Exercise data below:
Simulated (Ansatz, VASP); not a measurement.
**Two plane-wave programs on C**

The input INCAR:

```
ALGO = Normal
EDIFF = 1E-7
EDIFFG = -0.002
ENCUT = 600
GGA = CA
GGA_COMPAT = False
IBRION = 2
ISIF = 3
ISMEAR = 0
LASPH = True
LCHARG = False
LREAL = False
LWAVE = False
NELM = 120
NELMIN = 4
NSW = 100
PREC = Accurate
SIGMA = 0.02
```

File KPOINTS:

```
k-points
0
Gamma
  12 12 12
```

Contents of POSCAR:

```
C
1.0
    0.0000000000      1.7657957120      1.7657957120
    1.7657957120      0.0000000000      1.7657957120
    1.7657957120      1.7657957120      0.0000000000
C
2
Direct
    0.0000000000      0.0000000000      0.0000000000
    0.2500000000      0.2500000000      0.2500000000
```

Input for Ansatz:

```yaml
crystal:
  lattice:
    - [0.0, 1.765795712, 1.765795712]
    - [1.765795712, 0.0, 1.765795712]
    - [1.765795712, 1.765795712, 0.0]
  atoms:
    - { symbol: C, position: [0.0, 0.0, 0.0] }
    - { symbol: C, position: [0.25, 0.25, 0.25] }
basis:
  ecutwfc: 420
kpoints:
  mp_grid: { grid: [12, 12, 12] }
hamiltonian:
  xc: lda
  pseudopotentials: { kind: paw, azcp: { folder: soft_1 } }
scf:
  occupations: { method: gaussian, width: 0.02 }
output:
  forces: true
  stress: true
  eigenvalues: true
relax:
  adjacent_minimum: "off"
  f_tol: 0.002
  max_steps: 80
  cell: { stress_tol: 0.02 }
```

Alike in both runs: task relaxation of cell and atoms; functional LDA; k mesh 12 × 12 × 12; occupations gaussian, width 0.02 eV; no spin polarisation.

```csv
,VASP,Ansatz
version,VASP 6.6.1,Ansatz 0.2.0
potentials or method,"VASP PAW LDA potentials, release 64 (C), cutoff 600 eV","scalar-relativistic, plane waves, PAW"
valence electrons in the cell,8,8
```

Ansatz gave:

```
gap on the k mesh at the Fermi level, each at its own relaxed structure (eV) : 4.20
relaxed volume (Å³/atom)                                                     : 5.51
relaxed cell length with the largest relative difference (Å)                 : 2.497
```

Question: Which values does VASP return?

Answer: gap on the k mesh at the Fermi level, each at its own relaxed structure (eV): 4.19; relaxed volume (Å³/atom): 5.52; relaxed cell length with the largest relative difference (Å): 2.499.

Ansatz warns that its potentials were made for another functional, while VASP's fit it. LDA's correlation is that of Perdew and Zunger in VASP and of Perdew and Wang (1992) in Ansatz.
End of Exercise data.

(Task item) Restate verbatim the first line above and all lines after it through the line containing "Question: Which values does VASP return?"; omit the rest.

(Written answer)
Simulated (Ansatz, VASP); not a measurement.
**Two plane-wave programs on C**

The input INCAR:

```
ALGO = Normal
EDIFF = 1E-7
EDIFFG = -0.002
ENCUT = 600
GGA = CA
GGA_COMPAT = False
IBRION = 2
ISIF = 3
ISMEAR = 0
LASPH = True
LCHARG = False
LREAL = False
LWAVE = False
NELM = 120
NELMIN = 4
NSW = 100
PREC = Accurate
SIGMA = 0.02
```

File KPOINTS:

```
k-points
0
Gamma
  12 12 12
```

Contents of POSCAR:

```
C
1.0
    0.0000000000      1.7657957120      1.7657957120
    1.7657957120      0.0000000000      1.7657957120
    1.7657957120      1.7657957120      0.0000000000
C
2
Direct
    0.0000000000      0.0000000000      0.0000000000
    0.2500000000      0.2500000000      0.2500000000
```

Input for Ansatz:

```yaml
crystal:
  lattice:
    - [0.0, 1.765795712, 1.765795712]
    - [1.765795712, 0.0, 1.765795712]
    - [1.765795712, 1.765795712, 0.0]
  atoms:
    - { symbol: C, position: [0.0, 0.0, 0.0] }
    - { symbol: C, position: [0.25, 0.25, 0.25] }
basis:
  ecutwfc: 420
kpoints:
  mp_grid: { grid: [12, 12, 12] }
hamiltonian:
  xc: lda
  pseudopotentials: { kind: paw, azcp: { folder: soft_1 } }
scf:
  occupations: { method: gaussian, width: 0.02 }
output:
  forces: true
  stress: true
  eigenvalues: true
relax:
  adjacent_minimum: "off"
  f_tol: 0.002
  max_steps: 80
  cell: { stress_tol: 0.02 }
```

Alike in both runs: task relaxation of cell and atoms; functional LDA; k mesh 12 × 12 × 12; occupations gaussian, width 0.02 eV; no spin polarisation.

```csv
,VASP,Ansatz
version,VASP 6.6.1,Ansatz 0.2.0
potentials or method,"VASP PAW LDA potentials, release 64 (C), cutoff 600 eV","scalar-relativistic, plane waves, PAW"
valence electrons in the cell,8,8
```

Ansatz gave:

```
gap on the k mesh at the Fermi level, each at its own relaxed structure (eV) : 4.20
relaxed volume (Å³/atom)                                                     : 5.51
relaxed cell length with the largest relative difference (Å)                 : 2.497
```

Question: Which values does VASP return?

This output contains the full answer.